+++++
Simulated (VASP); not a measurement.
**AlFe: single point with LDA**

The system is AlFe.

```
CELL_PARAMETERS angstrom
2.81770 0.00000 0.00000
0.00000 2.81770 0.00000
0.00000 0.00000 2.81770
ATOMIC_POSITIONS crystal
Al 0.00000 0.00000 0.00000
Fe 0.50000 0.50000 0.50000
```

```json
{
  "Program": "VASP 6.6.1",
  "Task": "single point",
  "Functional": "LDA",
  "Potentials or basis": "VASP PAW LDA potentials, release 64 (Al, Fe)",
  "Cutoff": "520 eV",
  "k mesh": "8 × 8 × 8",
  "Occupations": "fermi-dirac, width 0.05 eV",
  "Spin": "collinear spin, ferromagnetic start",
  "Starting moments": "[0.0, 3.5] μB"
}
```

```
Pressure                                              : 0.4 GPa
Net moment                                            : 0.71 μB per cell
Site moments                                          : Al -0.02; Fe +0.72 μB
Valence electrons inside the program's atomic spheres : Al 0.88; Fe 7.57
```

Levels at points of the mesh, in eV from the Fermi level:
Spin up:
+++++

§ Work request
Retype the records above in full, matching each line exactly.

§ Expected answer
Simulated (VASP); not a measurement.
**AlFe: single point with LDA**

The system is AlFe.

```
CELL_PARAMETERS angstrom
2.81770 0.00000 0.00000
0.00000 2.81770 0.00000
0.00000 0.00000 2.81770
ATOMIC_POSITIONS crystal
Al 0.00000 0.00000 0.00000
Fe 0.50000 0.50000 0.50000
```

```json
{
  "Program": "VASP 6.6.1",
  "Task": "single point",
  "Functional": "LDA",
  "Potentials or basis": "VASP PAW LDA potentials, release 64 (Al, Fe)",
  "Cutoff": "520 eV",
  "k mesh": "8 × 8 × 8",
  "Occupations": "fermi-dirac, width 0.05 eV",
  "Spin": "collinear spin, ferromagnetic start",
  "Starting moments": "[0.0, 3.5] μB"
}
```

```
Pressure                                              : 0.4 GPa
Net moment                                            : 0.71 μB per cell
Site moments                                          : Al -0.02; Fe +0.72 μB
Valence electrons inside the program's atomic spheres : Al 0.88; Fe 7.57
```

Levels at points of the mesh, in eV from the Fermi level:
Spin up:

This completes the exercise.